REQUIRED ACTION: Nothing after the line containing "Result: D, uniaxial" belongs in the answer; write out exactly every line from the start of the material up to it, including it.

☆ ☆ ☆ ☆ ☆ ☆ ☆

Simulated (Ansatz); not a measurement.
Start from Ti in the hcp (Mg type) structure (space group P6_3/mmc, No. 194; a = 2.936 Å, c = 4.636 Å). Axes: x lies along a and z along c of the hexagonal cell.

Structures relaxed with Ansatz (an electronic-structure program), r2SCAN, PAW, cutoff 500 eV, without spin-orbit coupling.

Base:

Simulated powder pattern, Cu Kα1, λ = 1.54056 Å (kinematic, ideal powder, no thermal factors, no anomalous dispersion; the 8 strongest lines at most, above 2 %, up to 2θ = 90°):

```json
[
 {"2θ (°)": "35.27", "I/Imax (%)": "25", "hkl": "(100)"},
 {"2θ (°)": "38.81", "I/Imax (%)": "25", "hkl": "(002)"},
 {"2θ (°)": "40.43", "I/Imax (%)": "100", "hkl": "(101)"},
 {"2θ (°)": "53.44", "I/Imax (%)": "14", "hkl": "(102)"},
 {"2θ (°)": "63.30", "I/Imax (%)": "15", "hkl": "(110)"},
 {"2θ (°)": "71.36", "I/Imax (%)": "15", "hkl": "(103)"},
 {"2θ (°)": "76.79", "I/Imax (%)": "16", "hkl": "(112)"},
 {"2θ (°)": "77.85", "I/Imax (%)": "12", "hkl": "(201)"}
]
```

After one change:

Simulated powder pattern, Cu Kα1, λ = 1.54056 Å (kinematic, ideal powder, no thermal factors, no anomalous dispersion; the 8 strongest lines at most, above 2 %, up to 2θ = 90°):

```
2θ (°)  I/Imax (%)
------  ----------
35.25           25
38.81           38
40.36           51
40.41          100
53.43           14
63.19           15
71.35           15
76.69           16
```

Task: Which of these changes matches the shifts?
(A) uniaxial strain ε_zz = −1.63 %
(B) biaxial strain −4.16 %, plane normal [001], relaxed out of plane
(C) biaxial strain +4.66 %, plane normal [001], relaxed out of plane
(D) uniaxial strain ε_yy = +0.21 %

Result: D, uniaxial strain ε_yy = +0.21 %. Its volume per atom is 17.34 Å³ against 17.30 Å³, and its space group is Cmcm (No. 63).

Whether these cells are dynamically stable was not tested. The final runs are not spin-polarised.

☆ ☆ ☆ ☆ ☆ ☆ ☆

WORKED SOLUTION:
Simulated (Ansatz); not a measurement.
Start from Ti in the hcp (Mg type) structure (space group P6_3/mmc, No. 194; a = 2.936 Å, c = 4.636 Å). Axes: x lies along a and z along c of the hexagonal cell.

Structures relaxed with Ansatz (an electronic-structure program), r2SCAN, PAW, cutoff 500 eV, without spin-orbit coupling.

Base:

Simulated powder pattern, Cu Kα1, λ = 1.54056 Å (kinematic, ideal powder, no thermal factors, no anomalous dispersion; the 8 strongest lines at most, above 2 %, up to 2θ = 90°):

```json
[
 {"2θ (°)": "35.27", "I/Imax (%)": "25", "hkl": "(100)"},
 {"2θ (°)": "38.81", "I/Imax (%)": "25", "hkl": "(002)"},
 {"2θ (°)": "40.43", "I/Imax (%)": "100", "hkl": "(101)"},
 {"2θ (°)": "53.44", "I/Imax (%)": "14", "hkl": "(102)"},
 {"2θ (°)": "63.30", "I/Imax (%)": "15", "hkl": "(110)"},
 {"2θ (°)": "71.36", "I/Imax (%)": "15", "hkl": "(103)"},
 {"2θ (°)": "76.79", "I/Imax (%)": "16", "hkl": "(112)"},
 {"2θ (°)": "77.85", "I/Imax (%)": "12", "hkl": "(201)"}
]
```

After one change:

Simulated powder pattern, Cu Kα1, λ = 1.54056 Å (kinematic, ideal powder, no thermal factors, no anomalous dispersion; the 8 strongest lines at most, above 2 %, up to 2θ = 90°):

```
2θ (°)  I/Imax (%)
------  ----------
35.25           25
38.81           38
40.36           51
40.41          100
53.43           14
63.19           15
71.35           15
76.69           16
```

Task: Which of these changes matches the shifts?
(A) uniaxial strain ε_zz = −1.63 %
(B) biaxial strain −4.16 %, plane normal [001], relaxed out of plane
(C) biaxial strain +4.66 %, plane normal [001], relaxed out of plane
(D) uniaxial strain ε_yy = +0.21 %

Result: D, uniaxial strain ε_yy = +0.21 %. Its volume per atom is 17.34 Å³ against 17.30 Å³, and its space group is Cmcm (No. 63).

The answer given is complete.